• _BRIEF_: Return only that part of the material below which starts with the line containing "Ansatz relaxed the" and goes on through the line containing "waves, PAW |", restated exactly.

• _EXCERPTED DATA_:

[Start of Attachment]

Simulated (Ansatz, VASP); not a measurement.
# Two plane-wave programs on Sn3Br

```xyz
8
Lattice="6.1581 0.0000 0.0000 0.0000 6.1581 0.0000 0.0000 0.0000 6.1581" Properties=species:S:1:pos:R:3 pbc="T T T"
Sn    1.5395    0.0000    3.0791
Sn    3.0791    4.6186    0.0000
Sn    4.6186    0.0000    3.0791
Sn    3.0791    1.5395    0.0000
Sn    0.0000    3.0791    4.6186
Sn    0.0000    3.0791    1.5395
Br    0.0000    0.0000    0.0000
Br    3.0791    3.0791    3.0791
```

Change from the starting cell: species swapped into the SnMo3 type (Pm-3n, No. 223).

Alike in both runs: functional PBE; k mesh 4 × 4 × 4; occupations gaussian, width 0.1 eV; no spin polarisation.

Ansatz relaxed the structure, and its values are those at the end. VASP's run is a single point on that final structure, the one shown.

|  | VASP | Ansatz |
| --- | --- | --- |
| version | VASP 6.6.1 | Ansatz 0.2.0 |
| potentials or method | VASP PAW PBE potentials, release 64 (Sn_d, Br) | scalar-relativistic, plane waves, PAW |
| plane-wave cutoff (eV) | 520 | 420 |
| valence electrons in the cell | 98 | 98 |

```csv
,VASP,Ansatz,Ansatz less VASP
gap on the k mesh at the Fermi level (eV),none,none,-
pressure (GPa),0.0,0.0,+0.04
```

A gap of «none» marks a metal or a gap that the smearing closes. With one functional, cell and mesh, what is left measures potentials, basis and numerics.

[End of Attachment]

• _TASK ANSWER_:
Ansatz relaxed the structure, and its values are those at the end. VASP's run is a single point on that final structure, the one shown.

|  | VASP | Ansatz |
| --- | --- | --- |
| version | VASP 6.6.1 | Ansatz 0.2.0 |
| potentials or method | VASP PAW PBE potentials, release 64 (Sn_d, Br) | scalar-relativistic, plane waves, PAW |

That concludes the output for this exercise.